§ **Required action**: From the line containing "## Calculated data, Si3N4" down to the line containing "A calculation, not" in the records below, reproduce every line exactly, ends included, and omit all others.

§ **Data excerpts**:
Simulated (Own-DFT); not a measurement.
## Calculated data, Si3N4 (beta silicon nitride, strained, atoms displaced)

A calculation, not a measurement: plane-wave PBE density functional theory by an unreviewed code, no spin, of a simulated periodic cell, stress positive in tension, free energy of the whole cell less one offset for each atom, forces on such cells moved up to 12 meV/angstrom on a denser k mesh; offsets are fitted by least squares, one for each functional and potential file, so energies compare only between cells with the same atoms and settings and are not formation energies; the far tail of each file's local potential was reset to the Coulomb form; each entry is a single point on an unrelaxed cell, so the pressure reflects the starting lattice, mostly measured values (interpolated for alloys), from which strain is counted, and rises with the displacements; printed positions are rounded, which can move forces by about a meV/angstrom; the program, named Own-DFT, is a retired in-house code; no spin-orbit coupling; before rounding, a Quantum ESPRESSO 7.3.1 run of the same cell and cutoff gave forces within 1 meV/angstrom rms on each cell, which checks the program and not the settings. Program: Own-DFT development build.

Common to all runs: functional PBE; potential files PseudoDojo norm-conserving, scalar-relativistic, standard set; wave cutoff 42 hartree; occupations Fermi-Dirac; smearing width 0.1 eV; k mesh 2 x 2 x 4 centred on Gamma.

§ **Answer area**:
## Calculated data, Si3N4 (beta silicon nitride, strained, atoms displaced)

A calculation, not a measurement: plane-wave PBE density functional theory by an unreviewed code, no spin, of a simulated periodic cell, stress positive in tension, free energy of the whole cell less one offset for each atom, forces on such cells moved up to 12 meV/angstrom on a denser k mesh; offsets are fitted by least squares, one for each functional and potential file, so energies compare only between cells with the same atoms and settings and are not formation energies; the far tail of each file's local potential was reset to the Coulomb form; each entry is a single point on an unrelaxed cell, so the pressure reflects the starting lattice, mostly measured values (interpolated for alloys), from which strain is counted, and rises with the displacements; printed positions are rounded, which can move forces by about a meV/angstrom; the program, named Own-DFT, is a retired in-house code; no spin-orbit coupling; before rounding, a Quantum ESPRESSO 7.3.1 run of the same cell and cutoff gave forces within 1 meV/angstrom rms on each cell, which checks the program and not the settings. Program: Own-DFT development build.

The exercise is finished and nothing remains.